## Work instruction
Up to and including the line with "With the Python package of Ansatz (0.2.0).", restate the records below word for word, beginning with their first line.

## Dataset extract
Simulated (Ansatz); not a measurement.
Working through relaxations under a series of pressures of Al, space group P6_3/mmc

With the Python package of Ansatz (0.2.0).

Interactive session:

## Task result
Simulated (Ansatz); not a measurement.
Working through relaxations under a series of pressures of Al, space group P6_3/mmc

With the Python package of Ansatz (0.2.0).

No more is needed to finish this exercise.